# WORK REQUEST
Exactly the lines from the beginning of the material to the line with "cell | 32 | 48 |" are to be repeated, both ends included.

# DATASET
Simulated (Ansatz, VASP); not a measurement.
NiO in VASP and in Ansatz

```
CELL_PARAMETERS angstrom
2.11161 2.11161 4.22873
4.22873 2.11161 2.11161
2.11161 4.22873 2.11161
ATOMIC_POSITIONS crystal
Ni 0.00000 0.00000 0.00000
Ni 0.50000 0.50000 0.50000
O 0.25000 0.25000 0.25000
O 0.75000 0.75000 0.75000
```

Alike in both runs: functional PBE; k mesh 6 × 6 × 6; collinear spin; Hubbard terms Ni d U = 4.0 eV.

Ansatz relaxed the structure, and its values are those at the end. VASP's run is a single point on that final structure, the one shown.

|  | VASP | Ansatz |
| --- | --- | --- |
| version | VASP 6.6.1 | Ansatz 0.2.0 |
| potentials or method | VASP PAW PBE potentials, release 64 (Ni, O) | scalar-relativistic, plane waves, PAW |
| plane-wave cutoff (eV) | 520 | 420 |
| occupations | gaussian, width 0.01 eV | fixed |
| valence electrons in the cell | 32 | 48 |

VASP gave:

# WRITTEN REPLY
Simulated (Ansatz, VASP); not a measurement.
NiO in VASP and in Ansatz

```
CELL_PARAMETERS angstrom
2.11161 2.11161 4.22873
4.22873 2.11161 2.11161
2.11161 4.22873 2.11161
ATOMIC_POSITIONS crystal
Ni 0.00000 0.00000 0.00000
Ni 0.50000 0.50000 0.50000
O 0.25000 0.25000 0.25000
O 0.75000 0.75000 0.75000
```

Alike in both runs: functional PBE; k mesh 6 × 6 × 6; collinear spin; Hubbard terms Ni d U = 4.0 eV.

Ansatz relaxed the structure, and its values are those at the end. VASP's run is a single point on that final structure, the one shown.

|  | VASP | Ansatz |
| --- | --- | --- |
| version | VASP 6.6.1 | Ansatz 0.2.0 |
| potentials or method | VASP PAW PBE potentials, release 64 (Ni, O) | scalar-relativistic, plane waves, PAW |
| plane-wave cutoff (eV) | 520 | 420 |
| occupations | gaussian, width 0.01 eV | fixed |
| valence electrons in the cell | 32 | 48 |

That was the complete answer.